Requirement:
When you repeat the listing, keep every character as it is.

Information shown:
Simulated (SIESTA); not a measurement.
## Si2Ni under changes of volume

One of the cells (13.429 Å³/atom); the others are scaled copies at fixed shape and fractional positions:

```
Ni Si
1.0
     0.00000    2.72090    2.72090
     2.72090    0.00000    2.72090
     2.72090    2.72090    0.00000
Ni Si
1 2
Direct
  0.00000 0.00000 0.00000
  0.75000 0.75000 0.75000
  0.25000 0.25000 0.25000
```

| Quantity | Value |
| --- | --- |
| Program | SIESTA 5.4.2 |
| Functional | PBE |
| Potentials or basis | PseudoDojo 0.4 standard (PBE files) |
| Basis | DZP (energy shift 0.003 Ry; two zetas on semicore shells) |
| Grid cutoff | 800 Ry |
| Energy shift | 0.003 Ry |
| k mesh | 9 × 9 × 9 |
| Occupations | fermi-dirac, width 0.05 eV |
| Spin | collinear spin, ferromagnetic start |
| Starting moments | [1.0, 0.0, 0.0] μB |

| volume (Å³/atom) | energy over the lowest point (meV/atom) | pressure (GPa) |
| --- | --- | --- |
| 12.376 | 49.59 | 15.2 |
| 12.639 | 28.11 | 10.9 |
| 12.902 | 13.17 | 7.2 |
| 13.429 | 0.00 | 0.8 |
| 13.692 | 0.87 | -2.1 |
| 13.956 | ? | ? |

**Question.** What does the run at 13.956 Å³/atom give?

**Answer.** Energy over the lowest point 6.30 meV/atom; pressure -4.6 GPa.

Response box:
Simulated (SIESTA); not a measurement.
## Si2Ni under changes of volume

One of the cells (13.429 Å³/atom); the others are scaled copies at fixed shape and fractional positions:

```
Ni Si
1.0
     0.00000    2.72090    2.72090
     2.72090    0.00000    2.72090
     2.72090    2.72090    0.00000
Ni Si
1 2
Direct
  0.00000 0.00000 0.00000
  0.75000 0.75000 0.75000
  0.25000 0.25000 0.25000
```

| Quantity | Value |
| --- | --- |
| Program | SIESTA 5.4.2 |
| Functional | PBE |
| Potentials or basis | PseudoDojo 0.4 standard (PBE files) |
| Basis | DZP (energy shift 0.003 Ry; two zetas on semicore shells) |
| Grid cutoff | 800 Ry |
| Energy shift | 0.003 Ry |
| k mesh | 9 × 9 × 9 |
| Occupations | fermi-dirac, width 0.05 eV |
| Spin | collinear spin, ferromagnetic start |
| Starting moments | [1.0, 0.0, 0.0] μB |

| volume (Å³/atom) | energy over the lowest point (meV/atom) | pressure (GPa) |
| --- | --- | --- |
| 12.376 | 49.59 | 15.2 |
| 12.639 | 28.11 | 10.9 |
| 12.902 | 13.17 | 7.2 |
| 13.429 | 0.00 | 0.8 |
| 13.692 | 0.87 | -2.1 |
| 13.956 | ? | ? |

**Question.** What does the run at 13.956 Å³/atom give?

**Answer.** Energy over the lowest point 6.30 meV/atom; pressure -4.6 GPa.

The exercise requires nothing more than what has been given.